-- Work instruction --
Every record, from the first line to the last, needs to be given again exactly.

-- Information provided --
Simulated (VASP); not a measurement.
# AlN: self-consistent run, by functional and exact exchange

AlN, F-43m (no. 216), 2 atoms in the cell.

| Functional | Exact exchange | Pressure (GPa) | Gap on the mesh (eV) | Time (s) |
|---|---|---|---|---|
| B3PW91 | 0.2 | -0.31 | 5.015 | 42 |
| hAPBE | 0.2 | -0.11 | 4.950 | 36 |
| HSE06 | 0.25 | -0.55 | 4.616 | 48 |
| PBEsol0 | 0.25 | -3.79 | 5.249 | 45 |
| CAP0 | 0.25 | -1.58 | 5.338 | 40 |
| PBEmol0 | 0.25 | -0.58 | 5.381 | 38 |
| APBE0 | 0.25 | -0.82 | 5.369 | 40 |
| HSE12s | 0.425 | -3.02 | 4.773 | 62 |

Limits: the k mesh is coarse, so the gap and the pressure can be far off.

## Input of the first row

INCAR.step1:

-- Solution --
Simulated (VASP); not a measurement.
# AlN: self-consistent run, by functional and exact exchange

AlN, F-43m (no. 216), 2 atoms in the cell.

| Functional | Exact exchange | Pressure (GPa) | Gap on the mesh (eV) | Time (s) |
|---|---|---|---|---|
| B3PW91 | 0.2 | -0.31 | 5.015 | 42 |
| hAPBE | 0.2 | -0.11 | 4.950 | 36 |
| HSE06 | 0.25 | -0.55 | 4.616 | 48 |
| PBEsol0 | 0.25 | -3.79 | 5.249 | 45 |
| CAP0 | 0.25 | -1.58 | 5.338 | 40 |
| PBEmol0 | 0.25 | -0.58 | 5.381 | 38 |
| APBE0 | 0.25 | -0.82 | 5.369 | 40 |
| HSE12s | 0.425 | -3.02 | 4.773 | 62 |

Limits: the k mesh is coarse, so the gap and the pressure can be far off.

## Input of the first row

INCAR.step1:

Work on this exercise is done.